## Brief:
Nothing in the records may change when you print them out again.

## Source material:
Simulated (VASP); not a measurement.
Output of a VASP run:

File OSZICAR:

## Written reply:
Simulated (VASP); not a measurement.
Output of a VASP run:

File OSZICAR:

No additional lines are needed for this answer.